:: Work instruction ::
Could you copy every record below exactly as it is written?

● ● ● ● ● ● ●

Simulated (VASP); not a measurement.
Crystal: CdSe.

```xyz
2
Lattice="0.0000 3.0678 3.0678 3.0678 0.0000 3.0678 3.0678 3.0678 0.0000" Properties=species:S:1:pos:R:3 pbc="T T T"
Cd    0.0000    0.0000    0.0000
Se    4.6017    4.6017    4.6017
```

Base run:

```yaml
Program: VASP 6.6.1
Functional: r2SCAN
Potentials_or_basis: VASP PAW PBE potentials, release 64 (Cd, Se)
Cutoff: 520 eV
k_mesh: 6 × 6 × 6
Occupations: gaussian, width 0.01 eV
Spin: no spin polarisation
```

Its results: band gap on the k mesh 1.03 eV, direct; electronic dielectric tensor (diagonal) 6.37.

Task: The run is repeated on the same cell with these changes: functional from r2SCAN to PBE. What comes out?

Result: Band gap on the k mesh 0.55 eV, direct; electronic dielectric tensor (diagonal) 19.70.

● ● ● ● ● ● ●

:: Task response ::
Simulated (VASP); not a measurement.
Crystal: CdSe.

```xyz
2
Lattice="0.0000 3.0678 3.0678 3.0678 0.0000 3.0678 3.0678 3.0678 0.0000" Properties=species:S:1:pos:R:3 pbc="T T T"
Cd    0.0000    0.0000    0.0000
Se    4.6017    4.6017    4.6017
```

Base run:

```yaml
Program: VASP 6.6.1
Functional: r2SCAN
Potentials_or_basis: VASP PAW PBE potentials, release 64 (Cd, Se)
Cutoff: 520 eV
k_mesh: 6 × 6 × 6
Occupations: gaussian, width 0.01 eV
Spin: no spin polarisation
```

Its results: band gap on the k mesh 1.03 eV, direct; electronic dielectric tensor (diagonal) 6.37.

Task: The run is repeated on the same cell with these changes: functional from r2SCAN to PBE. What comes out?

Result: Band gap on the k mesh 0.55 eV, direct; electronic dielectric tensor (diagonal) 19.70.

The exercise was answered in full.